^^^^
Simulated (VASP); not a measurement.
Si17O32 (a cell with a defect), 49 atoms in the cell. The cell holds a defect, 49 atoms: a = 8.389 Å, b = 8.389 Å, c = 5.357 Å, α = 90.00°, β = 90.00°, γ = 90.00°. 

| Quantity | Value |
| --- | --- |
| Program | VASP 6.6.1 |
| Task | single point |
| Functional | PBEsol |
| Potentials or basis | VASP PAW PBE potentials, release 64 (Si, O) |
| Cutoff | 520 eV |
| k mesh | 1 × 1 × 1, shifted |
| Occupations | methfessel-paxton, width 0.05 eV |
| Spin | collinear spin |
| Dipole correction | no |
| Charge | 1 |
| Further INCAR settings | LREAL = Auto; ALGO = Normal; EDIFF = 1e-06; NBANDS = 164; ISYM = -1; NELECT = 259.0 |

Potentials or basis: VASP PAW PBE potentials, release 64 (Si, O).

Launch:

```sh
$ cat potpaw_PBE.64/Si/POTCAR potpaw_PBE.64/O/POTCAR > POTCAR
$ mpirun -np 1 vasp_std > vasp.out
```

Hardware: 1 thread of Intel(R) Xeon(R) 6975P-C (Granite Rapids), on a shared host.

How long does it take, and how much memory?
^^^^

> Work instruction: Copy exactly the stretch of data above from the line with "single point |" through the line with "Hardware: 1 thread", and omit all other lines.

> Problem solution:
| Task | single point |
| Functional | PBEsol |
| Potentials or basis | VASP PAW PBE potentials, release 64 (Si, O) |
| Cutoff | 520 eV |
| k mesh | 1 × 1 × 1, shifted |
| Occupations | methfessel-paxton, width 0.05 eV |
| Spin | collinear spin |
| Dipole correction | no |
| Charge | 1 |
| Further INCAR settings | LREAL = Auto; ALGO = Normal; EDIFF = 1e-06; NBANDS = 164; ISYM = -1; NELECT = 259.0 |

Potentials or basis: VASP PAW PBE potentials, release 64 (Si, O).

Launch:

```sh
$ cat potpaw_PBE.64/Si/POTCAR potpaw_PBE.64/O/POTCAR > POTCAR
$ mpirun -np 1 vasp_std > vasp.out
```

Hardware: 1 thread of Intel(R) Xeon(R) 6975P-C (Granite Rapids), on a shared host.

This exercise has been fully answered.